» INFORMATION GIVEN:
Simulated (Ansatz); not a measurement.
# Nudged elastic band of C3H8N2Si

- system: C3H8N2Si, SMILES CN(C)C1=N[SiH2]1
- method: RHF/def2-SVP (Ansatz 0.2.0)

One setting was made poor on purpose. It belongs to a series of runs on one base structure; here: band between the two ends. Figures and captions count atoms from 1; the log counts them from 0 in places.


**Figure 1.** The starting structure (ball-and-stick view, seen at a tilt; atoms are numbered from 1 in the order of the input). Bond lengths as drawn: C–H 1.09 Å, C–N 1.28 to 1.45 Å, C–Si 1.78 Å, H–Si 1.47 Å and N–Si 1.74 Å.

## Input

» WORK ORDER: Each line from the beginning of the entries to the line with "N–Si 1.74 Å." must be repeated exactly, with both end lines kept and no other lines given.

» EXERCISE RESPONSE:
Simulated (Ansatz); not a measurement.
# Nudged elastic band of C3H8N2Si

- system: C3H8N2Si, SMILES CN(C)C1=N[SiH2]1
- method: RHF/def2-SVP (Ansatz 0.2.0)

One setting was made poor on purpose. It belongs to a series of runs on one base structure; here: band between the two ends. Figures and captions count atoms from 1; the log counts them from 0 in places.


**Figure 1.** The starting structure (ball-and-stick view, seen at a tilt; atoms are numbered from 1 in the order of the input). Bond lengths as drawn: C–H 1.09 Å, C–N 1.28 to 1.45 Å, C–Si 1.78 Å, H–Si 1.47 Å and N–Si 1.74 Å.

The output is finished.